START Supplied information
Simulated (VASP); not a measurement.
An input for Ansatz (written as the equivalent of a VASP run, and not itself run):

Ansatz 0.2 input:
END Supplied information

Restate the data above word for word. Leave nothing out.

Simulated (VASP); not a measurement.
An input for Ansatz (written as the equivalent of a VASP run, and not itself run):

Ansatz 0.2 input:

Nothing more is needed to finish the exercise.